=== REQUIRED ACTION ===
From the first line of the records through the line containing "One atom of", retype every line exactly and nothing else.

** DATA LISTING follows **
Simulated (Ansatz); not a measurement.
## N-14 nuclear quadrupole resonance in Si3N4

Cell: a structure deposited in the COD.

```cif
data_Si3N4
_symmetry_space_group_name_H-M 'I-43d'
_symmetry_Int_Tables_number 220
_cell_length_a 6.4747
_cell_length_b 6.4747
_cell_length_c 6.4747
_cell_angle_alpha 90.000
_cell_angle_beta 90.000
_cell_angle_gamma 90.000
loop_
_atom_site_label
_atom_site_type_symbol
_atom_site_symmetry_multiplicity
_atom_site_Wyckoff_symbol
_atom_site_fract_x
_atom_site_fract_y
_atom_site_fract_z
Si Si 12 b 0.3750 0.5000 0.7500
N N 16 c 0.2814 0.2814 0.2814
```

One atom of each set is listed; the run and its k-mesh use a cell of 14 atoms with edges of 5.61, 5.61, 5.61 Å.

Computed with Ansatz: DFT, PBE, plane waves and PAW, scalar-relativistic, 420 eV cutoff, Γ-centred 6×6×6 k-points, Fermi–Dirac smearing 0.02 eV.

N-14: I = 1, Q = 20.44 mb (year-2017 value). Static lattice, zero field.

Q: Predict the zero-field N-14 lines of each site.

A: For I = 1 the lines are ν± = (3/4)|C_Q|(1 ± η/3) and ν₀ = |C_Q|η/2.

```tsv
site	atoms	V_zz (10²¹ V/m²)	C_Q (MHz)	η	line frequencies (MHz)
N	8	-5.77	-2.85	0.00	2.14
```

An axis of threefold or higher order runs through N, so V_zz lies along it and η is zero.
** End of DATA LISTING **

=== RESPONSE ===
Simulated (Ansatz); not a measurement.
## N-14 nuclear quadrupole resonance in Si3N4

Cell: a structure deposited in the COD.

```cif
data_Si3N4
_symmetry_space_group_name_H-M 'I-43d'
_symmetry_Int_Tables_number 220
_cell_length_a 6.4747
_cell_length_b 6.4747
_cell_length_c 6.4747
_cell_angle_alpha 90.000
_cell_angle_beta 90.000
_cell_angle_gamma 90.000
loop_
_atom_site_label
_atom_site_type_symbol
_atom_site_symmetry_multiplicity
_atom_site_Wyckoff_symbol
_atom_site_fract_x
_atom_site_fract_y
_atom_site_fract_z
Si Si 12 b 0.3750 0.5000 0.7500
N N 16 c 0.2814 0.2814 0.2814
```

One atom of each set is listed; the run and its k-mesh use a cell of 14 atoms with edges of 5.61, 5.61, 5.61 Å.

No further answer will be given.